Available data: Begin

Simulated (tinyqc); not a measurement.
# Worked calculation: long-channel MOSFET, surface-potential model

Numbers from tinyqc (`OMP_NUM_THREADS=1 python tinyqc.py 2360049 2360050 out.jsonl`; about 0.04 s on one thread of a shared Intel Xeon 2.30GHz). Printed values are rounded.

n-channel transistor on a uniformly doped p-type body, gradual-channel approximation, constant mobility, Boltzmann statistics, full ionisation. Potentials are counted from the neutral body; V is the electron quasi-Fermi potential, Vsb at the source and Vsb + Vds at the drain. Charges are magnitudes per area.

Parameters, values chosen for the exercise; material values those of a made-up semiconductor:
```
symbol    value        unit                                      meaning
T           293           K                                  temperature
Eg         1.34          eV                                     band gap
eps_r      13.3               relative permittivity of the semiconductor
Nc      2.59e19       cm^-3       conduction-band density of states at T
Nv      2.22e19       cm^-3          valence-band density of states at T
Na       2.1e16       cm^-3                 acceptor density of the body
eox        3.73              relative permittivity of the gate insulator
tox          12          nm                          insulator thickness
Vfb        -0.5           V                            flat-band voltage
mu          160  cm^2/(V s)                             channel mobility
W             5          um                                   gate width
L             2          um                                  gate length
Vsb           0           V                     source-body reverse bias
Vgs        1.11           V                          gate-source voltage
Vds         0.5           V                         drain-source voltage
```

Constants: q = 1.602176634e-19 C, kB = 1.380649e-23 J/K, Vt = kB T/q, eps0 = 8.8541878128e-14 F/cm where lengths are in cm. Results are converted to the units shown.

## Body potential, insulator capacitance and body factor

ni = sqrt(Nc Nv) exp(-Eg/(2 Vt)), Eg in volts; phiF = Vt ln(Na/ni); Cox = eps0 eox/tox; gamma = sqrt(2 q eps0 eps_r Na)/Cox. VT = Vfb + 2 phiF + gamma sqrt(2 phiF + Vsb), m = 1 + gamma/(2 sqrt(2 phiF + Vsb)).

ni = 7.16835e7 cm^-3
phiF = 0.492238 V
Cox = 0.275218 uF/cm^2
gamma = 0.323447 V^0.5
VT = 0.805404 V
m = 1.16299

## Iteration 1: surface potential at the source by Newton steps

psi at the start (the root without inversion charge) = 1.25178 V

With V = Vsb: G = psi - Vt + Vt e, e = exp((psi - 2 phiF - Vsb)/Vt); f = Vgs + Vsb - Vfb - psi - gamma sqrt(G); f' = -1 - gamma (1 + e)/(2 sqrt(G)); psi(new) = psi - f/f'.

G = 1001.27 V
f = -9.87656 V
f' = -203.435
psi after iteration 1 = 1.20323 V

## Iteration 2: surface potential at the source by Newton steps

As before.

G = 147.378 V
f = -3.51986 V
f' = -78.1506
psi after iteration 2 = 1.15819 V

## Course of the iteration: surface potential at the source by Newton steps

Available data: End

**Work instruction:**
Looking at the material above, please copy exactly every line from its first line through the line containing "Numbers from tinyqc", with both ends included and nothing else.

**Written answer:**
Simulated (tinyqc); not a measurement.
# Worked calculation: long-channel MOSFET, surface-potential model

Numbers from tinyqc (`OMP_NUM_THREADS=1 python tinyqc.py 2360049 2360050 out.jsonl`; about 0.04 s on one thread of a shared Intel Xeon 2.30GHz). Printed values are rounded.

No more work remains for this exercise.